· · · ·

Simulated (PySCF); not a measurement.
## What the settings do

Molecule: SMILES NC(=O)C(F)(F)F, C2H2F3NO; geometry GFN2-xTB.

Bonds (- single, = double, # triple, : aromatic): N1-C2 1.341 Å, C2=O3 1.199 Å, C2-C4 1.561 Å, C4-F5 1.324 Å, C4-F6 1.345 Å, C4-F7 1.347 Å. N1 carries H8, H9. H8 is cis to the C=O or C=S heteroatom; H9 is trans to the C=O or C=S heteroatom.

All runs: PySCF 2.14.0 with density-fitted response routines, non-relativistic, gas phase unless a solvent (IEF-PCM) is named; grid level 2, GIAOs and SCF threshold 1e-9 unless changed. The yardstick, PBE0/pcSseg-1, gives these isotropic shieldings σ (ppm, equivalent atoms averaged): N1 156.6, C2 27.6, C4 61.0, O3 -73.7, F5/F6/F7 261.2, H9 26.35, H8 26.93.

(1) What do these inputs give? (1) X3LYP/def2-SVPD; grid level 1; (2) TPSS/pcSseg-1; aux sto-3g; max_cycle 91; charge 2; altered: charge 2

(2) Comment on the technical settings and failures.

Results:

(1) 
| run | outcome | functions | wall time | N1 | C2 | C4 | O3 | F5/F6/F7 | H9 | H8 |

· · · ·

Required action:
Word for word, restate all of the records.

Answer area:
Simulated (PySCF); not a measurement.
## What the settings do

Molecule: SMILES NC(=O)C(F)(F)F, C2H2F3NO; geometry GFN2-xTB.

Bonds (- single, = double, # triple, : aromatic): N1-C2 1.341 Å, C2=O3 1.199 Å, C2-C4 1.561 Å, C4-F5 1.324 Å, C4-F6 1.345 Å, C4-F7 1.347 Å. N1 carries H8, H9. H8 is cis to the C=O or C=S heteroatom; H9 is trans to the C=O or C=S heteroatom.

All runs: PySCF 2.14.0 with density-fitted response routines, non-relativistic, gas phase unless a solvent (IEF-PCM) is named; grid level 2, GIAOs and SCF threshold 1e-9 unless changed. The yardstick, PBE0/pcSseg-1, gives these isotropic shieldings σ (ppm, equivalent atoms averaged): N1 156.6, C2 27.6, C4 61.0, O3 -73.7, F5/F6/F7 261.2, H9 26.35, H8 26.93.

(1) What do these inputs give? (1) X3LYP/def2-SVPD; grid level 1; (2) TPSS/pcSseg-1; aux sto-3g; max_cycle 91; charge 2; altered: charge 2

(2) Comment on the technical settings and failures.

Results:

(1) 
| run | outcome | functions | wall time | N1 | C2 | C4 | O3 | F5/F6/F7 | H9 | H8 |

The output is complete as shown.